WORK REQUEST
What is needed here is an exact copy of every record below.

*** DATA FOR REVIEW ***

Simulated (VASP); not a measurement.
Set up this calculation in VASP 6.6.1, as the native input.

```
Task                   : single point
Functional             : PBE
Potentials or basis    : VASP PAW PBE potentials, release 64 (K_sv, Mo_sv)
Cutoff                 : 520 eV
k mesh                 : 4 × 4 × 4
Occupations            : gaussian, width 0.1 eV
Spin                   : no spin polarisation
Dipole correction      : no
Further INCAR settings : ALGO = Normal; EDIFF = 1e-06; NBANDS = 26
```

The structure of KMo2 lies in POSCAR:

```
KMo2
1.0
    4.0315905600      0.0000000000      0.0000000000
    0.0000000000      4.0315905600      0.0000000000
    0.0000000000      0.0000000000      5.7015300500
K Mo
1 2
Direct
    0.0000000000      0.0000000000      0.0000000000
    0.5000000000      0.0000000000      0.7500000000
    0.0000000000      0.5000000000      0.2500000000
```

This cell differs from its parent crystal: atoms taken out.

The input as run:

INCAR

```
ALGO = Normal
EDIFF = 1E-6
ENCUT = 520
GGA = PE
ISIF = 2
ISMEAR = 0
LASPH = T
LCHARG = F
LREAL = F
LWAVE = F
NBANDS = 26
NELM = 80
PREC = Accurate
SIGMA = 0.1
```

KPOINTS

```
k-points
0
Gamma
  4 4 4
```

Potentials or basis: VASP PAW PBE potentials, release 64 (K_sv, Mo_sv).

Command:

***

RESPONSE BOX
Simulated (VASP); not a measurement.
Set up this calculation in VASP 6.6.1, as the native input.

```
Task                   : single point
Functional             : PBE
Potentials or basis    : VASP PAW PBE potentials, release 64 (K_sv, Mo_sv)
Cutoff                 : 520 eV
k mesh                 : 4 × 4 × 4
Occupations            : gaussian, width 0.1 eV
Spin                   : no spin polarisation
Dipole correction      : no
Further INCAR settings : ALGO = Normal; EDIFF = 1e-06; NBANDS = 26
```

The structure of KMo2 lies in POSCAR:

```
KMo2
1.0
    4.0315905600      0.0000000000      0.0000000000
    0.0000000000      4.0315905600      0.0000000000
    0.0000000000      0.0000000000      5.7015300500
K Mo
1 2
Direct
    0.0000000000      0.0000000000      0.0000000000
    0.5000000000      0.0000000000      0.7500000000
    0.0000000000      0.5000000000      0.2500000000
```

This cell differs from its parent crystal: atoms taken out.

The input as run:

INCAR

```
ALGO = Normal
EDIFF = 1E-6
ENCUT = 520
GGA = PE
ISIF = 2
ISMEAR = 0
LASPH = T
LCHARG = F
LREAL = F
LWAVE = F
NBANDS = 26
NELM = 80
PREC = Accurate
SIGMA = 0.1
```

KPOINTS

```
k-points
0
Gamma
  4 4 4
```

Potentials or basis: VASP PAW PBE potentials, release 64 (K_sv, Mo_sv).

Command:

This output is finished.